- **Provided records**:
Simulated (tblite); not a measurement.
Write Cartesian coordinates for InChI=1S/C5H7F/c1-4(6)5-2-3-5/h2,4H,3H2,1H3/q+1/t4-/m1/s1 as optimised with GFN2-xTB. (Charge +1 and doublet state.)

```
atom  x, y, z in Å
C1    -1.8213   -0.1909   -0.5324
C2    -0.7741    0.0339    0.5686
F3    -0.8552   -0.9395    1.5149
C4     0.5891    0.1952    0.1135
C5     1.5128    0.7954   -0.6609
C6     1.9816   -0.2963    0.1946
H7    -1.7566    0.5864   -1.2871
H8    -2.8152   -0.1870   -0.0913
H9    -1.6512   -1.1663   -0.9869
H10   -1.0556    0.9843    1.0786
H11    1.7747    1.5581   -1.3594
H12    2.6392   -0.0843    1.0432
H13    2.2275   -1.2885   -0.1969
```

- **Requirement**: Transcribe the records above in full, exactly as they stand.

- **Task output**:
Simulated (tblite); not a measurement.
Write Cartesian coordinates for InChI=1S/C5H7F/c1-4(6)5-2-3-5/h2,4H,3H2,1H3/q+1/t4-/m1/s1 as optimised with GFN2-xTB. (Charge +1 and doublet state.)

```
atom  x, y, z in Å
C1    -1.8213   -0.1909   -0.5324
C2    -0.7741    0.0339    0.5686
F3    -0.8552   -0.9395    1.5149
C4     0.5891    0.1952    0.1135
C5     1.5128    0.7954   -0.6609
C6     1.9816   -0.2963    0.1946
H7    -1.7566    0.5864   -1.2871
H8    -2.8152   -0.1870   -0.0913
H9    -1.6512   -1.1663   -0.9869
H10   -1.0556    0.9843    1.0786
H11    1.7747    1.5581   -1.3594
H12    2.6392   -0.0843    1.0432
H13    2.2275   -1.2885   -0.1969
```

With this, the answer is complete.